## WORK TASK
Transcribe the stretch of entries below from the line with "¹H NMR (400" through the line with "- shieldings: GIAO PBE0/pcSseg-1", exactly and with both ends included; leave out all other lines.

## DATA PROVIDED
══════════

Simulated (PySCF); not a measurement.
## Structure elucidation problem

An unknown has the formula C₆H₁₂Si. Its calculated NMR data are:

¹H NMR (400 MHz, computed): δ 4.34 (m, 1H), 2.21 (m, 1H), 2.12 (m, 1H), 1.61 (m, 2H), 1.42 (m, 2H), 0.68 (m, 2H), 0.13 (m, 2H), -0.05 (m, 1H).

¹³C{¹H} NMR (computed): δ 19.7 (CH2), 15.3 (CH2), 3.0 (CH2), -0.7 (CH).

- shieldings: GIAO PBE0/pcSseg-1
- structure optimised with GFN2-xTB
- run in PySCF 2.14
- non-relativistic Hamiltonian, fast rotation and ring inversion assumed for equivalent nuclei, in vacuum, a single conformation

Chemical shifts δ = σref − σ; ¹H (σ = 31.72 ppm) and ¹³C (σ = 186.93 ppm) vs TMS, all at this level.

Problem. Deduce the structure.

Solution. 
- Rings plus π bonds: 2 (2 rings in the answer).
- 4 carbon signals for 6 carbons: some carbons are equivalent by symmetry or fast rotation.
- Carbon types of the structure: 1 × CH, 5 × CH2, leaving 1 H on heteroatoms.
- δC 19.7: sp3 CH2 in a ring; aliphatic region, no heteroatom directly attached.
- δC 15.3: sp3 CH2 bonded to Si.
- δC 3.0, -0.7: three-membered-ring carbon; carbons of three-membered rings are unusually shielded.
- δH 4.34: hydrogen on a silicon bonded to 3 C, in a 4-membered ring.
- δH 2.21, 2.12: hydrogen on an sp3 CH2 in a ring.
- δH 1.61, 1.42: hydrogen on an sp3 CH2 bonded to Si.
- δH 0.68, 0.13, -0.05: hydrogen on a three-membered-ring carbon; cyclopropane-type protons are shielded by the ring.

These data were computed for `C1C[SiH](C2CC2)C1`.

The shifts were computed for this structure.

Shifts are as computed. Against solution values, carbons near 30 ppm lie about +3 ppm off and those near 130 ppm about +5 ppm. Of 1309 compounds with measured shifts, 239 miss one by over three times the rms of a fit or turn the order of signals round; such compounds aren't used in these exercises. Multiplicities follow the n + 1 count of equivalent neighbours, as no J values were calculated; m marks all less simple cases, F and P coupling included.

══════════

## SOLUTION
¹H NMR (400 MHz, computed): δ 4.34 (m, 1H), 2.21 (m, 1H), 2.12 (m, 1H), 1.61 (m, 2H), 1.42 (m, 2H), 0.68 (m, 2H), 0.13 (m, 2H), -0.05 (m, 1H).

¹³C{¹H} NMR (computed): δ 19.7 (CH2), 15.3 (CH2), 3.0 (CH2), -0.7 (CH).

- shieldings: GIAO PBE0/pcSseg-1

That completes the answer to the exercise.